### [Work request]
The data below is to be set down exactly.

### [Information]
■ ■ ■

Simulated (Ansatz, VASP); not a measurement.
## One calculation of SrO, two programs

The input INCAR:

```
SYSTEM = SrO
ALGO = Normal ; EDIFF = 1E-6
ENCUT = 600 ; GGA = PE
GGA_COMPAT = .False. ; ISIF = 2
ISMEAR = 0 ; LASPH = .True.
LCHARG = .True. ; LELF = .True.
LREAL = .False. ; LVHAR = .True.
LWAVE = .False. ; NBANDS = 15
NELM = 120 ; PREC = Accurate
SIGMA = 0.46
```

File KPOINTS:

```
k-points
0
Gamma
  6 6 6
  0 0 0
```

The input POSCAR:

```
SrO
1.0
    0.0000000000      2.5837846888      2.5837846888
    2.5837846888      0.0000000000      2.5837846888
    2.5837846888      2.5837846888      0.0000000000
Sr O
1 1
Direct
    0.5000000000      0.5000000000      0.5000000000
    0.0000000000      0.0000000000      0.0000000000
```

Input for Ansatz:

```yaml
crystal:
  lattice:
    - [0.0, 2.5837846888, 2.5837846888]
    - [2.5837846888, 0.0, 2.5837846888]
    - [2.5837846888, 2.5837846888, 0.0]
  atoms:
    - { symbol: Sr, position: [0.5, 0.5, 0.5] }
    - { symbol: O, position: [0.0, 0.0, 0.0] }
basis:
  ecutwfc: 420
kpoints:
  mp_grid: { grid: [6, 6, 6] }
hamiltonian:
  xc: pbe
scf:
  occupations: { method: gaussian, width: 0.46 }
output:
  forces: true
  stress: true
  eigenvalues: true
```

■ ■ ■

### [Answer box]
Simulated (Ansatz, VASP); not a measurement.
## One calculation of SrO, two programs

The input INCAR:

```
SYSTEM = SrO
ALGO = Normal ; EDIFF = 1E-6
ENCUT = 600 ; GGA = PE
GGA_COMPAT = .False. ; ISIF = 2
ISMEAR = 0 ; LASPH = .True.
LCHARG = .True. ; LELF = .True.
LREAL = .False. ; LVHAR = .True.
LWAVE = .False. ; NBANDS = 15
NELM = 120 ; PREC = Accurate
SIGMA = 0.46
```

File KPOINTS:

```
k-points
0
Gamma
  6 6 6
  0 0 0
```

The input POSCAR:

```
SrO
1.0
    0.0000000000      2.5837846888      2.5837846888
    2.5837846888      0.0000000000      2.5837846888
    2.5837846888      2.5837846888      0.0000000000
Sr O
1 1
Direct
    0.5000000000      0.5000000000      0.5000000000
    0.0000000000      0.0000000000      0.0000000000
```

Input for Ansatz:

```yaml
crystal:
  lattice:
    - [0.0, 2.5837846888, 2.5837846888]
    - [2.5837846888, 0.0, 2.5837846888]
    - [2.5837846888, 2.5837846888, 0.0]
  atoms:
    - { symbol: Sr, position: [0.5, 0.5, 0.5] }
    - { symbol: O, position: [0.0, 0.0, 0.0] }
basis:
  ecutwfc: 420
kpoints:
  mp_grid: { grid: [6, 6, 6] }
hamiltonian:
  xc: pbe
scf:
  occupations: { method: gaussian, width: 0.46 }
output:
  forces: true
  stress: true
  eigenvalues: true
```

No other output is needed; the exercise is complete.